■ **ASSIGNED TASK**
Set down exactly the lines of the listing below, please, beginning with the first and ending with the line that holds "Which of these".

(GIVEN INFORMATION begins)
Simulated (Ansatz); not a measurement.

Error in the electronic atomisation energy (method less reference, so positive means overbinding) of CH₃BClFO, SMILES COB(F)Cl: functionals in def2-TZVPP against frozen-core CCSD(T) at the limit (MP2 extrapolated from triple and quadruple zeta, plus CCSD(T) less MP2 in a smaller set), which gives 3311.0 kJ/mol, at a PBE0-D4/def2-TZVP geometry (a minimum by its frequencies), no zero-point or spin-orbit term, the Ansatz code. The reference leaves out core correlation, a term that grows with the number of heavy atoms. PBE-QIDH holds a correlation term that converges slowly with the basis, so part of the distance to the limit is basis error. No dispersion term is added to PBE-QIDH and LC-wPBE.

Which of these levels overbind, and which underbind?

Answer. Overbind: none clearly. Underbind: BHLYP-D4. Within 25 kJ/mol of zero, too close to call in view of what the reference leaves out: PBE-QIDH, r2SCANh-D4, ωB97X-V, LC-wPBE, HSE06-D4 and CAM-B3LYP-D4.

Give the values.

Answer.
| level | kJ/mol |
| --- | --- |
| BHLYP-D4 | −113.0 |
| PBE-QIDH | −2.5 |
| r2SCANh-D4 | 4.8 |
(GIVEN INFORMATION ends)

■ **EXPECTED ANSWER**
Simulated (Ansatz); not a measurement.

Error in the electronic atomisation energy (method less reference, so positive means overbinding) of CH₃BClFO, SMILES COB(F)Cl: functionals in def2-TZVPP against frozen-core CCSD(T) at the limit (MP2 extrapolated from triple and quadruple zeta, plus CCSD(T) less MP2 in a smaller set), which gives 3311.0 kJ/mol, at a PBE0-D4/def2-TZVP geometry (a minimum by its frequencies), no zero-point or spin-orbit term, the Ansatz code. The reference leaves out core correlation, a term that grows with the number of heavy atoms. PBE-QIDH holds a correlation term that converges slowly with the basis, so part of the distance to the limit is basis error. No dispersion term is added to PBE-QIDH and LC-wPBE.

Which of these levels overbind, and which underbind?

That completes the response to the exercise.